§ ACTIVITY:
Word for word, retype each record shown below.

::::::::

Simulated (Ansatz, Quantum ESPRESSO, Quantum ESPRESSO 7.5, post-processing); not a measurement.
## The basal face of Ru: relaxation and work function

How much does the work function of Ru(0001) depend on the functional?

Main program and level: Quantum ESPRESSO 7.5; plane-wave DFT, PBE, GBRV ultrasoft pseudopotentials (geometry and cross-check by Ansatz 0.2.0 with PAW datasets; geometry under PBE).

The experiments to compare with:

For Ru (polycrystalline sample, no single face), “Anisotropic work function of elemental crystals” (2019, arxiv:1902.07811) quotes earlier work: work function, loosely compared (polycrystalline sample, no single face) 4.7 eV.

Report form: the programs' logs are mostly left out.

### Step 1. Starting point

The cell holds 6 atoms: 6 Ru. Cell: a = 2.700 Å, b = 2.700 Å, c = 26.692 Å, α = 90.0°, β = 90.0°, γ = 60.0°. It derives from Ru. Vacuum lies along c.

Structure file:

::::::::

§ EXERCISE ANSWER:
Simulated (Ansatz, Quantum ESPRESSO, Quantum ESPRESSO 7.5, post-processing); not a measurement.
## The basal face of Ru: relaxation and work function

How much does the work function of Ru(0001) depend on the functional?

Main program and level: Quantum ESPRESSO 7.5; plane-wave DFT, PBE, GBRV ultrasoft pseudopotentials (geometry and cross-check by Ansatz 0.2.0 with PAW datasets; geometry under PBE).

The experiments to compare with:

For Ru (polycrystalline sample, no single face), “Anisotropic work function of elemental crystals” (2019, arxiv:1902.07811) quotes earlier work: work function, loosely compared (polycrystalline sample, no single face) 4.7 eV.

Report form: the programs' logs are mostly left out.

### Step 1. Starting point

The cell holds 6 atoms: 6 Ru. Cell: a = 2.700 Å, b = 2.700 Å, c = 26.692 Å, α = 90.0°, β = 90.0°, γ = 60.0°. It derives from Ru. Vacuum lies along c.

Structure file:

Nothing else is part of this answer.